> [Extracted information]:

....................

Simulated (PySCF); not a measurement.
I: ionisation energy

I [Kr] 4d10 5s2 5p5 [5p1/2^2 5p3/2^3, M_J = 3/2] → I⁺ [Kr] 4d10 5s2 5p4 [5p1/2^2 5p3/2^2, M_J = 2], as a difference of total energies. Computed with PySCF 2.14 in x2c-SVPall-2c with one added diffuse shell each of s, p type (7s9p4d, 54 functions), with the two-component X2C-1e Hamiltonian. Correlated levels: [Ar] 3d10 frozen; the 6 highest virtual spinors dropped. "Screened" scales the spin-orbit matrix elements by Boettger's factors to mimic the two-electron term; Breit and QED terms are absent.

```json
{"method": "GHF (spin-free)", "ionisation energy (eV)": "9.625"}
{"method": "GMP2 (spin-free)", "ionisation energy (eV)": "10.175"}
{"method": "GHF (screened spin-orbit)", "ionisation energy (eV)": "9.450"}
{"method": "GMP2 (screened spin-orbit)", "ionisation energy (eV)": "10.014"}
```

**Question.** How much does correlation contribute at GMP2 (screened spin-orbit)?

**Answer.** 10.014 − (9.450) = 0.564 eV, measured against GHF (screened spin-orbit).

....................

> [Work request]: Reproduce each line above without any alteration.

> [Expected answer]:
Simulated (PySCF); not a measurement.
I: ionisation energy

I [Kr] 4d10 5s2 5p5 [5p1/2^2 5p3/2^3, M_J = 3/2] → I⁺ [Kr] 4d10 5s2 5p4 [5p1/2^2 5p3/2^2, M_J = 2], as a difference of total energies. Computed with PySCF 2.14 in x2c-SVPall-2c with one added diffuse shell each of s, p type (7s9p4d, 54 functions), with the two-component X2C-1e Hamiltonian. Correlated levels: [Ar] 3d10 frozen; the 6 highest virtual spinors dropped. "Screened" scales the spin-orbit matrix elements by Boettger's factors to mimic the two-electron term; Breit and QED terms are absent.

```json
{"method": "GHF (spin-free)", "ionisation energy (eV)": "9.625"}
{"method": "GMP2 (spin-free)", "ionisation energy (eV)": "10.175"}
{"method": "GHF (screened spin-orbit)", "ionisation energy (eV)": "9.450"}
{"method": "GMP2 (screened spin-orbit)", "ionisation energy (eV)": "10.014"}
```

**Question.** How much does correlation contribute at GMP2 (screened spin-orbit)?

**Answer.** 10.014 − (9.450) = 0.564 eV, measured against GHF (screened spin-orbit).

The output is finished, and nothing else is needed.